» MATERIAL SUPPLIED:
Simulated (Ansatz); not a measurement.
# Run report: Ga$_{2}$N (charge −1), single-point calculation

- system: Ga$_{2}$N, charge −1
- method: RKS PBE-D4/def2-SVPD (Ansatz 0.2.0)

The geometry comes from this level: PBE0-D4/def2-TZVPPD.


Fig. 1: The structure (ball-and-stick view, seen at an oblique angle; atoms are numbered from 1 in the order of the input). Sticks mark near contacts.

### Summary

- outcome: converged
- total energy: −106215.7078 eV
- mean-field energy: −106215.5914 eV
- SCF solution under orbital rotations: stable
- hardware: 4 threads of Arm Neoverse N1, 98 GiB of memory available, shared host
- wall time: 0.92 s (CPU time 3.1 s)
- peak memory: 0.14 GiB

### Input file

» WORK TASK: A word-for-word repetition of the listing above is required.

» ANSWER AREA:
Simulated (Ansatz); not a measurement.
# Run report: Ga$_{2}$N (charge −1), single-point calculation

- system: Ga$_{2}$N, charge −1
- method: RKS PBE-D4/def2-SVPD (Ansatz 0.2.0)

The geometry comes from this level: PBE0-D4/def2-TZVPPD.


Fig. 1: The structure (ball-and-stick view, seen at an oblique angle; atoms are numbered from 1 in the order of the input). Sticks mark near contacts.

### Summary

- outcome: converged
- total energy: −106215.7078 eV
- mean-field energy: −106215.5914 eV
- SCF solution under orbital rotations: stable
- hardware: 4 threads of Arm Neoverse N1, 98 GiB of memory available, shared host
- wall time: 0.92 s (CPU time 3.1 s)
- peak memory: 0.14 GiB

### Input file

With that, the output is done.